** Entries supplied **
━━━━━━━━

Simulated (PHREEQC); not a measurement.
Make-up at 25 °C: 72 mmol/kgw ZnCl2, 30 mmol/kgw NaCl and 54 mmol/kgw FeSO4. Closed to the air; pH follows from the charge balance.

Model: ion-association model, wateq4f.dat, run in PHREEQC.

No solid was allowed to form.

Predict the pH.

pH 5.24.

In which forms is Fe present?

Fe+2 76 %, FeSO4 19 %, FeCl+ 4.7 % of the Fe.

━━━━━━━━

** Brief **
Could you write out, exactly as they stand, only the lines above that begin at the line with "Predict the pH." and stop after the line with "In which forms is Fe present?"?

** Expected answer **
Predict the pH.

pH 5.24.

In which forms is Fe present?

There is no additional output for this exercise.